--- Material shown ---
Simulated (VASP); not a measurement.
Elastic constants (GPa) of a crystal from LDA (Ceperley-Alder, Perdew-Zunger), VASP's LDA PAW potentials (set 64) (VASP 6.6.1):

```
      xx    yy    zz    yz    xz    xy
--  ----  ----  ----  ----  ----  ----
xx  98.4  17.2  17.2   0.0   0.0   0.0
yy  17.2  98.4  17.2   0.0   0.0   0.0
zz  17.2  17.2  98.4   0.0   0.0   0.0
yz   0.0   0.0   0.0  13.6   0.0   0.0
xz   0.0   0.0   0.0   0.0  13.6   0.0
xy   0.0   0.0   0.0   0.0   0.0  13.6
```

--- Required action ---
Taking no liberties, give the material above again in full.

--- Exercise answer ---
Simulated (VASP); not a measurement.
Elastic constants (GPa) of a crystal from LDA (Ceperley-Alder, Perdew-Zunger), VASP's LDA PAW potentials (set 64) (VASP 6.6.1):

```
      xx    yy    zz    yz    xz    xy
--  ----  ----  ----  ----  ----  ----
xx  98.4  17.2  17.2   0.0   0.0   0.0
yy  17.2  98.4  17.2   0.0   0.0   0.0
zz  17.2  17.2  98.4   0.0   0.0   0.0
yz   0.0   0.0   0.0  13.6   0.0   0.0
xz   0.0   0.0   0.0   0.0  13.6   0.0
xy   0.0   0.0   0.0   0.0   0.0  13.6
```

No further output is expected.